*Dataset extract*
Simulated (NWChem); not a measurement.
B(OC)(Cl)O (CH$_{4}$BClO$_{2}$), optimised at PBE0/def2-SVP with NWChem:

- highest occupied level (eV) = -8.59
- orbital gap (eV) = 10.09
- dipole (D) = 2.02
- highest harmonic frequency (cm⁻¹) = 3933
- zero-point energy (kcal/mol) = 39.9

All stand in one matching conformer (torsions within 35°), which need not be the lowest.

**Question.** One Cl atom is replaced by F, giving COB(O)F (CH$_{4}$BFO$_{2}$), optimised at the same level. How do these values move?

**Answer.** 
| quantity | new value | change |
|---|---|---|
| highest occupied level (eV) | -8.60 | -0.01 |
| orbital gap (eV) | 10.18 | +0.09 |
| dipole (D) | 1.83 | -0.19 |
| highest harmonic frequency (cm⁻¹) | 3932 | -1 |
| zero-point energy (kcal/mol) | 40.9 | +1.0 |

*Work item*
Please reproduce the material above exactly, line by line.

*Written reply*
Simulated (NWChem); not a measurement.
B(OC)(Cl)O (CH$_{4}$BClO$_{2}$), optimised at PBE0/def2-SVP with NWChem:

- highest occupied level (eV) = -8.59
- orbital gap (eV) = 10.09
- dipole (D) = 2.02
- highest harmonic frequency (cm⁻¹) = 3933
- zero-point energy (kcal/mol) = 39.9

All stand in one matching conformer (torsions within 35°), which need not be the lowest.

**Question.** One Cl atom is replaced by F, giving COB(O)F (CH$_{4}$BFO$_{2}$), optimised at the same level. How do these values move?

**Answer.** 
| quantity | new value | change |
|---|---|---|
| highest occupied level (eV) | -8.60 | -0.01 |
| orbital gap (eV) | 10.18 | +0.09 |
| dipole (D) | 1.83 | -0.19 |
| highest harmonic frequency (cm⁻¹) | 3932 | -1 |
| zero-point energy (kcal/mol) | 40.9 | +1.0 |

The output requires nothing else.